WORK ORDER: From the data below, return the exact lines starting at the line containing "Calculated with Quantum" and ending at the line containing "### Step 1. Set-up", both included, and nothing else.

———
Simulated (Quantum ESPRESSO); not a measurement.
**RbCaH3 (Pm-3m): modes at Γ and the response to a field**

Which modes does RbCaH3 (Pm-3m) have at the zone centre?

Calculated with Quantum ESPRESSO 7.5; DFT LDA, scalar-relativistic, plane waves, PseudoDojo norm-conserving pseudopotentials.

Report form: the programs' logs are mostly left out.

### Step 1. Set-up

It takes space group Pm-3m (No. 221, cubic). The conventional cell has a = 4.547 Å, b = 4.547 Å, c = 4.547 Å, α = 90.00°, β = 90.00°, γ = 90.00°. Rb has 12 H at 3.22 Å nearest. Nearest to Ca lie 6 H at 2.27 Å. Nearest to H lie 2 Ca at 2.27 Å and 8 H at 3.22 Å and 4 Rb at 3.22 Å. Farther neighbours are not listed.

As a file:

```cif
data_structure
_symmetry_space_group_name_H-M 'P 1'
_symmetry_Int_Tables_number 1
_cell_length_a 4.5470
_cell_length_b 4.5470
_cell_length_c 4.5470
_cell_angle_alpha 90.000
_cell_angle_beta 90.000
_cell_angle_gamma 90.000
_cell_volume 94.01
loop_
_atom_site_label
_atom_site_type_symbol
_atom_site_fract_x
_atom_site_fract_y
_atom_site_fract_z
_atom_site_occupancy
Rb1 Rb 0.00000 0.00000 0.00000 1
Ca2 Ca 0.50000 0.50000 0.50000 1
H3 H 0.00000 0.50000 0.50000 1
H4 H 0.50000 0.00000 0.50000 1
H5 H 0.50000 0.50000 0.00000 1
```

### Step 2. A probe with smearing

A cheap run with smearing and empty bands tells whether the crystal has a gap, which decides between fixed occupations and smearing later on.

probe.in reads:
———

RESPONSE:
Calculated with Quantum ESPRESSO 7.5; DFT LDA, scalar-relativistic, plane waves, PseudoDojo norm-conserving pseudopotentials.

Report form: the programs' logs are mostly left out.

### Step 1. Set-up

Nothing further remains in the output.